## Data for analysis:
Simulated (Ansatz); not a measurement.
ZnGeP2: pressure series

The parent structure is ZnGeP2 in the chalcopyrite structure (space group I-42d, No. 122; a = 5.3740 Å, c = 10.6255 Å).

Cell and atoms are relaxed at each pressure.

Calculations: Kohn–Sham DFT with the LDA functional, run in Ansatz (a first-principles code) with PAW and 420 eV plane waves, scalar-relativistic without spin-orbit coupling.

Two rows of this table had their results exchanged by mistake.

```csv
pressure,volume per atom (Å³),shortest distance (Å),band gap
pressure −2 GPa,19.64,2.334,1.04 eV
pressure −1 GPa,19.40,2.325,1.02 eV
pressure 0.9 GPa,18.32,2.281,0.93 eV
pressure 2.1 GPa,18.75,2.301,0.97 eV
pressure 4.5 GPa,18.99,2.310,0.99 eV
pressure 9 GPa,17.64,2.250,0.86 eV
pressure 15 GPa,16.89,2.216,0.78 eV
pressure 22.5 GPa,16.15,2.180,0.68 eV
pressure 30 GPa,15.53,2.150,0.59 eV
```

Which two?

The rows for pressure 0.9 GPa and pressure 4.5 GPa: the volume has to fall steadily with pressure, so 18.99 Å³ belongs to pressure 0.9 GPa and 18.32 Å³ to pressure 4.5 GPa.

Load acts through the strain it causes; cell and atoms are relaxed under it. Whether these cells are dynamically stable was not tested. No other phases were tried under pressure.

## Assignment:
One stretch of the lines above is wanted, from the line that contains "ZnGeP2: pressure series" through the line that contains "Cell and atoms are relaxed at each pressure.". Output it exactly.

## Answer space:
ZnGeP2: pressure series

The parent structure is ZnGeP2 in the chalcopyrite structure (space group I-42d, No. 122; a = 5.3740 Å, c = 10.6255 Å).

Cell and atoms are relaxed at each pressure.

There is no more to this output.